Work instruction - Repeat the lines from the line with "At the start: pressure" to the line with "0.00 | 27.09 |" in the listing below, keeping both end lines and adding nothing.

Information given -
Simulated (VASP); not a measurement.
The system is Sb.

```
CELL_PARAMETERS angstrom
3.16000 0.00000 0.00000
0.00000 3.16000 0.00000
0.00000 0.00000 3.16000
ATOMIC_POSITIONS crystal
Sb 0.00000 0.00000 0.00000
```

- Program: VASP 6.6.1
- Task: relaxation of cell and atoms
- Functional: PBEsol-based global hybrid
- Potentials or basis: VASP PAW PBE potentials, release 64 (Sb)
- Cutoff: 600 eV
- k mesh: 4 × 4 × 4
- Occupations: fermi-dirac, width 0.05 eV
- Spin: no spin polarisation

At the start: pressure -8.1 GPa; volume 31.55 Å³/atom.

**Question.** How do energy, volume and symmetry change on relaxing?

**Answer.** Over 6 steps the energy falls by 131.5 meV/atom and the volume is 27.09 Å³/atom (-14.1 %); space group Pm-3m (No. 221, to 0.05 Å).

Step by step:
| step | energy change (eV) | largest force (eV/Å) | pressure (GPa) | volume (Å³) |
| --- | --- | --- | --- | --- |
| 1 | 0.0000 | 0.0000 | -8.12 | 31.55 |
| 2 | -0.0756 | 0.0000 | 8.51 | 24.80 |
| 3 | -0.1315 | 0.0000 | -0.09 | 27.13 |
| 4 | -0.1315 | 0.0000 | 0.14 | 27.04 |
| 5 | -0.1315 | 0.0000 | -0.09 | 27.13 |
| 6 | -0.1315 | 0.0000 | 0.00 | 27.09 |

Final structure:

Written solution -
At the start: pressure -8.1 GPa; volume 31.55 Å³/atom.

**Question.** How do energy, volume and symmetry change on relaxing?

**Answer.** Over 6 steps the energy falls by 131.5 meV/atom and the volume is 27.09 Å³/atom (-14.1 %); space group Pm-3m (No. 221, to 0.05 Å).

Step by step:
| step | energy change (eV) | largest force (eV/Å) | pressure (GPa) | volume (Å³) |
| --- | --- | --- | --- | --- |
| 1 | 0.0000 | 0.0000 | -8.12 | 31.55 |
| 2 | -0.0756 | 0.0000 | 8.51 | 24.80 |
| 3 | -0.1315 | 0.0000 | -0.09 | 27.13 |
| 4 | -0.1315 | 0.0000 | 0.14 | 27.04 |
| 5 | -0.1315 | 0.0000 | -0.09 | 27.13 |
| 6 | -0.1315 | 0.0000 | 0.00 | 27.09 |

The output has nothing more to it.